Work item
Only the lines from the top of the data through the line containing "R143a along the" should be duplicated, exactly as they appear.

::::

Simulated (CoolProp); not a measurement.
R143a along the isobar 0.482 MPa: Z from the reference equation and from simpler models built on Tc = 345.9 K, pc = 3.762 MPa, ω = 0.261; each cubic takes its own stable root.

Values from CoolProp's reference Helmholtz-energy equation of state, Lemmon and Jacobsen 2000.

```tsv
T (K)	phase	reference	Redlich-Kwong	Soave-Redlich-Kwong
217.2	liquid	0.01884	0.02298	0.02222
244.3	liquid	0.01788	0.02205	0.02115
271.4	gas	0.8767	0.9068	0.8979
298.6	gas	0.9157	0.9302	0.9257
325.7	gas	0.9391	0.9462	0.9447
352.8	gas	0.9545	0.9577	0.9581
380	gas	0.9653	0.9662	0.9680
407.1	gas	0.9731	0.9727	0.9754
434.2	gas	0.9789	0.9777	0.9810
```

::::

Answer space
Simulated (CoolProp); not a measurement.
R143a along the isobar 0.482 MPa: Z from the reference equation and from simpler models built on Tc = 345.9 K, pc = 3.762 MPa, ω = 0.261; each cubic takes its own stable root.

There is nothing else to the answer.